Assignment =
Please retype the listing below exactly, from its opening line through the line where "(μB) | 0.21 |" appears.

________________________
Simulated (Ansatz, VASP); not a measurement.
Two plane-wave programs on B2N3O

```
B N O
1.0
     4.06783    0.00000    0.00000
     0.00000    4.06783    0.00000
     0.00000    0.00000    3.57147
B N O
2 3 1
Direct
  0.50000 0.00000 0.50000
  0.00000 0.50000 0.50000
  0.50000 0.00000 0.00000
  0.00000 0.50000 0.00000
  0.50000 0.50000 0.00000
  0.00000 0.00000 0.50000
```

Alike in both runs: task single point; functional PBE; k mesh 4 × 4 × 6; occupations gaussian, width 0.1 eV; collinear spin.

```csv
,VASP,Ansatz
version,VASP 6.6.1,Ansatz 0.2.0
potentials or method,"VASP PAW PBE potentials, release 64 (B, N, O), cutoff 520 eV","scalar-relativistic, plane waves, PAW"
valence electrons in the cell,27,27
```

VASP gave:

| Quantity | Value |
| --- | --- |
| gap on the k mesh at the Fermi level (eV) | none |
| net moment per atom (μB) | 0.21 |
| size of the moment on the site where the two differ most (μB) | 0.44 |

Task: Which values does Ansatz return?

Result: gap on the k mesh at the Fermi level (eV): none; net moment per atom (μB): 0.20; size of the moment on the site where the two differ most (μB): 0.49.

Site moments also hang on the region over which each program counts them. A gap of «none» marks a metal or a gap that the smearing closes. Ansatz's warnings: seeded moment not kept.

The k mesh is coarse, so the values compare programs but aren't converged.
________________________

Your response =
Simulated (Ansatz, VASP); not a measurement.
Two plane-wave programs on B2N3O

```
B N O
1.0
     4.06783    0.00000    0.00000
     0.00000    4.06783    0.00000
     0.00000    0.00000    3.57147
B N O
2 3 1
Direct
  0.50000 0.00000 0.50000
  0.00000 0.50000 0.50000
  0.50000 0.00000 0.00000
  0.00000 0.50000 0.00000
  0.50000 0.50000 0.00000
  0.00000 0.00000 0.50000
```

Alike in both runs: task single point; functional PBE; k mesh 4 × 4 × 6; occupations gaussian, width 0.1 eV; collinear spin.

```csv
,VASP,Ansatz
version,VASP 6.6.1,Ansatz 0.2.0
potentials or method,"VASP PAW PBE potentials, release 64 (B, N, O), cutoff 520 eV","scalar-relativistic, plane waves, PAW"
valence electrons in the cell,27,27
```

VASP gave:

| Quantity | Value |
| --- | --- |
| gap on the k mesh at the Fermi level (eV) | none |
| net moment per atom (μB) | 0.21 |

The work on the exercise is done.